▸ WORK ITEM
Please return, with no alterations, the lines below from the very first through the one that contains "Caveat: spin-orbit coupling".

▸ DATA SUPPLIED
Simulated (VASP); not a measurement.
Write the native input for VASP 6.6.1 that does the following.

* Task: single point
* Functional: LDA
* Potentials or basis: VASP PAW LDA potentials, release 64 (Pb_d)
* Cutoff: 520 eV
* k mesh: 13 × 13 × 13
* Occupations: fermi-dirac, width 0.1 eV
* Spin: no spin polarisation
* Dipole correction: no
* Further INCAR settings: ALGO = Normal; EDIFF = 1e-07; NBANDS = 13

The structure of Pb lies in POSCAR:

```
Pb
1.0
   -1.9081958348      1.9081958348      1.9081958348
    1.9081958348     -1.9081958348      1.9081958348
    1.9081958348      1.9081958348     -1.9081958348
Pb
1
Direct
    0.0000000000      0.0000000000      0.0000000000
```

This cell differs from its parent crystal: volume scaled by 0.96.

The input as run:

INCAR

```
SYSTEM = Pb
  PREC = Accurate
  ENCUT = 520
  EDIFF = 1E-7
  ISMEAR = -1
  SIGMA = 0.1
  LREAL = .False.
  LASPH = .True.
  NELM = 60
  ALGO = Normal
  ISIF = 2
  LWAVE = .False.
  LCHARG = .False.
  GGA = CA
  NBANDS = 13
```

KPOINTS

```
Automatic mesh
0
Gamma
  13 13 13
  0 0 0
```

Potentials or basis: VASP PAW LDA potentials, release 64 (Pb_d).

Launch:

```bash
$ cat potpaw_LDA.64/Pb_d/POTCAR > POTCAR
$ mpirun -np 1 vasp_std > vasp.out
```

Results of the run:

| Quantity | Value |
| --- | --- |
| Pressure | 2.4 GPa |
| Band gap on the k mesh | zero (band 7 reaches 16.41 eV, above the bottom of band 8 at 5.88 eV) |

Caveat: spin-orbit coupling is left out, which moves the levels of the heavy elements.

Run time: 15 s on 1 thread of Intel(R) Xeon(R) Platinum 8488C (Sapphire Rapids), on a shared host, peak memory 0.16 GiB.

▸ WRITTEN RESPONSE
Simulated (VASP); not a measurement.
Write the native input for VASP 6.6.1 that does the following.

* Task: single point
* Functional: LDA
* Potentials or basis: VASP PAW LDA potentials, release 64 (Pb_d)
* Cutoff: 520 eV
* k mesh: 13 × 13 × 13
* Occupations: fermi-dirac, width 0.1 eV
* Spin: no spin polarisation
* Dipole correction: no
* Further INCAR settings: ALGO = Normal; EDIFF = 1e-07; NBANDS = 13

The structure of Pb lies in POSCAR:

```
Pb
1.0
   -1.9081958348      1.9081958348      1.9081958348
    1.9081958348     -1.9081958348      1.9081958348
    1.9081958348      1.9081958348     -1.9081958348
Pb
1
Direct
    0.0000000000      0.0000000000      0.0000000000
```

This cell differs from its parent crystal: volume scaled by 0.96.

The input as run:

INCAR

```
SYSTEM = Pb
  PREC = Accurate
  ENCUT = 520
  EDIFF = 1E-7
  ISMEAR = -1
  SIGMA = 0.1
  LREAL = .False.
  LASPH = .True.
  NELM = 60
  ALGO = Normal
  ISIF = 2
  LWAVE = .False.
  LCHARG = .False.
  GGA = CA
  NBANDS = 13
```

KPOINTS

```
Automatic mesh
0
Gamma
  13 13 13
  0 0 0
```

Potentials or basis: VASP PAW LDA potentials, release 64 (Pb_d).

Launch:

```bash
$ cat potpaw_LDA.64/Pb_d/POTCAR > POTCAR
$ mpirun -np 1 vasp_std > vasp.out
```

Results of the run:

| Quantity | Value |
| --- | --- |
| Pressure | 2.4 GPa |
| Band gap on the k mesh | zero (band 7 reaches 16.41 eV, above the bottom of band 8 at 5.88 eV) |

Caveat: spin-orbit coupling is left out, which moves the levels of the heavy elements.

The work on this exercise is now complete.